* * * * * * *

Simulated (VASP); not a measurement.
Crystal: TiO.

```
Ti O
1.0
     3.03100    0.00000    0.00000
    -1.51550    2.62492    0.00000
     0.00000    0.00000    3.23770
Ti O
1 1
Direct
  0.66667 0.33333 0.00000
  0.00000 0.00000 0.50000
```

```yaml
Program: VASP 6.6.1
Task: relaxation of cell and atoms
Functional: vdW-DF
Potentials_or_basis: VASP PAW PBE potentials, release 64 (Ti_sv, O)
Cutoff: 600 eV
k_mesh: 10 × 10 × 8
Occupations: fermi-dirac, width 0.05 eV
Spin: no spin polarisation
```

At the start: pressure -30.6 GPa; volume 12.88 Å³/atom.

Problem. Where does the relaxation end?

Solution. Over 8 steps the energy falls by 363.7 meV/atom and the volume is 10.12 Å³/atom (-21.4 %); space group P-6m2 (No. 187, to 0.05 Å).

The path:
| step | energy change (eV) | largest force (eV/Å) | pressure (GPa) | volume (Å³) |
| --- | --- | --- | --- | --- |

* * * * * * *

WORK ORDER:
Copy each entry exactly.

TASK OUTPUT:
Simulated (VASP); not a measurement.
Crystal: TiO.

```
Ti O
1.0
     3.03100    0.00000    0.00000
    -1.51550    2.62492    0.00000
     0.00000    0.00000    3.23770
Ti O
1 1
Direct
  0.66667 0.33333 0.00000
  0.00000 0.00000 0.50000
```

```yaml
Program: VASP 6.6.1
Task: relaxation of cell and atoms
Functional: vdW-DF
Potentials_or_basis: VASP PAW PBE potentials, release 64 (Ti_sv, O)
Cutoff: 600 eV
k_mesh: 10 × 10 × 8
Occupations: fermi-dirac, width 0.05 eV
Spin: no spin polarisation
```

At the start: pressure -30.6 GPa; volume 12.88 Å³/atom.

Problem. Where does the relaxation end?

Solution. Over 8 steps the energy falls by 363.7 meV/atom and the volume is 10.12 Å³/atom (-21.4 %); space group P-6m2 (No. 187, to 0.05 Å).

The path:
| step | energy change (eV) | largest force (eV/Å) | pressure (GPa) | volume (Å³) |
| --- | --- | --- | --- | --- |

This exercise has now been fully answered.